§ **Assignment**:
Please output the whole listing below exactly as it is.

Segment Start: Data to examine
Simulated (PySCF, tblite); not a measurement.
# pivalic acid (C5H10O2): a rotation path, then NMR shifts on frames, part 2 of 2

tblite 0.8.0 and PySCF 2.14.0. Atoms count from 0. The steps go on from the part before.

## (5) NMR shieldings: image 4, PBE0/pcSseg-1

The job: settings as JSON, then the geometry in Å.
Segment End: Data to examine

§ **Result**:
Simulated (PySCF, tblite); not a measurement.
# pivalic acid (C5H10O2): a rotation path, then NMR shifts on frames, part 2 of 2

tblite 0.8.0 and PySCF 2.14.0. Atoms count from 0. The steps go on from the part before.

## (5) NMR shieldings: image 4, PBE0/pcSseg-1

The job: settings as JSON, then the geometry in Å.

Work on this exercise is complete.